__Brief__. Write out, unaltered, each line from the top of the records below down to the line where "Result: (a) 0.13; (b) -7.7." appears, that line included.

__Listed records__.
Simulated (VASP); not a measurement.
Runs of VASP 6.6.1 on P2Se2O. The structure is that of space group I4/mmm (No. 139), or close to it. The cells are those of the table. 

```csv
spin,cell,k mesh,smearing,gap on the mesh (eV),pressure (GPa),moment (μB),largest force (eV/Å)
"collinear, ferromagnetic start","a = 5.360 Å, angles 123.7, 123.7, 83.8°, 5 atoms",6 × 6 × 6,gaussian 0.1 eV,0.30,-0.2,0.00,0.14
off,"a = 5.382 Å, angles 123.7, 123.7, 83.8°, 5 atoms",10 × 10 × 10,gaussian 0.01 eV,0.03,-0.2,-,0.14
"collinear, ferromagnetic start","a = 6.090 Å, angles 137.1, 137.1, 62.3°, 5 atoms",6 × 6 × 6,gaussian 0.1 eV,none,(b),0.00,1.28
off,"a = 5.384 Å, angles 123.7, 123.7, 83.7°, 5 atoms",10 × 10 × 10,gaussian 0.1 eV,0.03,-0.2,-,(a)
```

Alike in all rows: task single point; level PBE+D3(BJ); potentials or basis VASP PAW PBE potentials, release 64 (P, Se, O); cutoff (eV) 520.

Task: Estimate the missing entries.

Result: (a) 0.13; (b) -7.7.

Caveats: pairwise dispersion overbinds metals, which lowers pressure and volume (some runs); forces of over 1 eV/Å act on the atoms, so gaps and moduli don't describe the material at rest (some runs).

__Written response__.
Simulated (VASP); not a measurement.
Runs of VASP 6.6.1 on P2Se2O. The structure is that of space group I4/mmm (No. 139), or close to it. The cells are those of the table. 

```csv
spin,cell,k mesh,smearing,gap on the mesh (eV),pressure (GPa),moment (μB),largest force (eV/Å)
"collinear, ferromagnetic start","a = 5.360 Å, angles 123.7, 123.7, 83.8°, 5 atoms",6 × 6 × 6,gaussian 0.1 eV,0.30,-0.2,0.00,0.14
off,"a = 5.382 Å, angles 123.7, 123.7, 83.8°, 5 atoms",10 × 10 × 10,gaussian 0.01 eV,0.03,-0.2,-,0.14
"collinear, ferromagnetic start","a = 6.090 Å, angles 137.1, 137.1, 62.3°, 5 atoms",6 × 6 × 6,gaussian 0.1 eV,none,(b),0.00,1.28
off,"a = 5.384 Å, angles 123.7, 123.7, 83.7°, 5 atoms",10 × 10 × 10,gaussian 0.1 eV,0.03,-0.2,-,(a)
```

Alike in all rows: task single point; level PBE+D3(BJ); potentials or basis VASP PAW PBE potentials, release 64 (P, Se, O); cutoff (eV) 520.

Task: Estimate the missing entries.

Result: (a) 0.13; (b) -7.7.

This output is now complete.